• **WORK ORDER**
Beginning with the first line below, please restate each line exactly, down to and including the line containing "Estimate the wall time of this run.".

• **MATERIAL PROVIDED**
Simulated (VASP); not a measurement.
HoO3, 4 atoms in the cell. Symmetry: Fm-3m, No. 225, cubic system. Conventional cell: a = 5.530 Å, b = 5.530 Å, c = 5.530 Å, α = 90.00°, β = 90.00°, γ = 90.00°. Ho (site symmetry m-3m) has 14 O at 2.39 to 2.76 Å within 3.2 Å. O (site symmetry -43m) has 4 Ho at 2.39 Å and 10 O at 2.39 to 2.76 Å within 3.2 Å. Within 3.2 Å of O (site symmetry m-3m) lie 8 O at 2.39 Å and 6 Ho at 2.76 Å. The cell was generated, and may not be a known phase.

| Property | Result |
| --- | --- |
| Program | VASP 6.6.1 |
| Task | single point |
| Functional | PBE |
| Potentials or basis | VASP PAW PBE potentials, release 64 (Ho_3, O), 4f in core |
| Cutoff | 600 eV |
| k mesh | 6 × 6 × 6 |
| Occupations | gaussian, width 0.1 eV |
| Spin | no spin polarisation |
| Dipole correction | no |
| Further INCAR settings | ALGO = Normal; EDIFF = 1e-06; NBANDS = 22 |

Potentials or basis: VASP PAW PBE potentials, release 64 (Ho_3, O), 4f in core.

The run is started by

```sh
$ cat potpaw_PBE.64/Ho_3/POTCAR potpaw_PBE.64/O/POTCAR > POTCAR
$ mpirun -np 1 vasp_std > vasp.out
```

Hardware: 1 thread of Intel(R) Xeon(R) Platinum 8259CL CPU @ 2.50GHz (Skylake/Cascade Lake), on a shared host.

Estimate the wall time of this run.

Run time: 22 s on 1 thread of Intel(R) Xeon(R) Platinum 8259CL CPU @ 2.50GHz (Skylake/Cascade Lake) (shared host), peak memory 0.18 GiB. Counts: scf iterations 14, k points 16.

• **RESULT**
Simulated (VASP); not a measurement.
HoO3, 4 atoms in the cell. Symmetry: Fm-3m, No. 225, cubic system. Conventional cell: a = 5.530 Å, b = 5.530 Å, c = 5.530 Å, α = 90.00°, β = 90.00°, γ = 90.00°. Ho (site symmetry m-3m) has 14 O at 2.39 to 2.76 Å within 3.2 Å. O (site symmetry -43m) has 4 Ho at 2.39 Å and 10 O at 2.39 to 2.76 Å within 3.2 Å. Within 3.2 Å of O (site symmetry m-3m) lie 8 O at 2.39 Å and 6 Ho at 2.76 Å. The cell was generated, and may not be a known phase.

| Property | Result |
| --- | --- |
| Program | VASP 6.6.1 |
| Task | single point |
| Functional | PBE |
| Potentials or basis | VASP PAW PBE potentials, release 64 (Ho_3, O), 4f in core |
| Cutoff | 600 eV |
| k mesh | 6 × 6 × 6 |
| Occupations | gaussian, width 0.1 eV |
| Spin | no spin polarisation |
| Dipole correction | no |
| Further INCAR settings | ALGO = Normal; EDIFF = 1e-06; NBANDS = 22 |

Potentials or basis: VASP PAW PBE potentials, release 64 (Ho_3, O), 4f in core.

The run is started by

```sh
$ cat potpaw_PBE.64/Ho_3/POTCAR potpaw_PBE.64/O/POTCAR > POTCAR
$ mpirun -np 1 vasp_std > vasp.out
```

Hardware: 1 thread of Intel(R) Xeon(R) Platinum 8259CL CPU @ 2.50GHz (Skylake/Cascade Lake), on a shared host.

Estimate the wall time of this run.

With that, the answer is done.